*Assigned task*:
Starting with the first line below, reproduce each line exactly until you have included the one bearing "## Step 2: Ground state and structure factors".

::: Record set :::

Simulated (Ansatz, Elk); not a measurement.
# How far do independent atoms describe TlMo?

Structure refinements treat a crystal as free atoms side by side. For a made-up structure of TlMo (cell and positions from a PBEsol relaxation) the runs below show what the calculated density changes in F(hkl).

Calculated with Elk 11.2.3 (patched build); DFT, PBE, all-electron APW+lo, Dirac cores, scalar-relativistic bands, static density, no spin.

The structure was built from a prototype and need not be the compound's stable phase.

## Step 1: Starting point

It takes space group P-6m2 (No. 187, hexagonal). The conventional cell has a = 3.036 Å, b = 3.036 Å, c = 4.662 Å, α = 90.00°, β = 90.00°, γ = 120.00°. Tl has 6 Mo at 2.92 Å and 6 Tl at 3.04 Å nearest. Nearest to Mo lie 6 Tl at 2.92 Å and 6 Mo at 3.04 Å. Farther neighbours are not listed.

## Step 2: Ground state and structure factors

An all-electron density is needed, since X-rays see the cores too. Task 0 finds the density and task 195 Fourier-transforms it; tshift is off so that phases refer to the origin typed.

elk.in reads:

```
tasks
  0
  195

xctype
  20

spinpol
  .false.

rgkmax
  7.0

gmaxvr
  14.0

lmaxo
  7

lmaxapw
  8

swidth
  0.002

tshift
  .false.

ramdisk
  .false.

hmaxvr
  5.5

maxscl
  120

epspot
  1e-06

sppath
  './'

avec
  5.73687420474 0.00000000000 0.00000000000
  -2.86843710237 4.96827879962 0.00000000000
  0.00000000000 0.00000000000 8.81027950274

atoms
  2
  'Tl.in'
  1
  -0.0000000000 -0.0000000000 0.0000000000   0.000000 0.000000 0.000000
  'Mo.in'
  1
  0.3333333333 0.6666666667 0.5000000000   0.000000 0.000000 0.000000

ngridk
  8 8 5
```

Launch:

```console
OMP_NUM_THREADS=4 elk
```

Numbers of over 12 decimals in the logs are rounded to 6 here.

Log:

:::

*Written reply*:
Simulated (Ansatz, Elk); not a measurement.
# How far do independent atoms describe TlMo?

Structure refinements treat a crystal as free atoms side by side. For a made-up structure of TlMo (cell and positions from a PBEsol relaxation) the runs below show what the calculated density changes in F(hkl).

Calculated with Elk 11.2.3 (patched build); DFT, PBE, all-electron APW+lo, Dirac cores, scalar-relativistic bands, static density, no spin.

The structure was built from a prototype and need not be the compound's stable phase.

## Step 1: Starting point

It takes space group P-6m2 (No. 187, hexagonal). The conventional cell has a = 3.036 Å, b = 3.036 Å, c = 4.662 Å, α = 90.00°, β = 90.00°, γ = 120.00°. Tl has 6 Mo at 2.92 Å and 6 Tl at 3.04 Å nearest. Nearest to Mo lie 6 Tl at 2.92 Å and 6 Mo at 3.04 Å. Farther neighbours are not listed.

## Step 2: Ground state and structure factors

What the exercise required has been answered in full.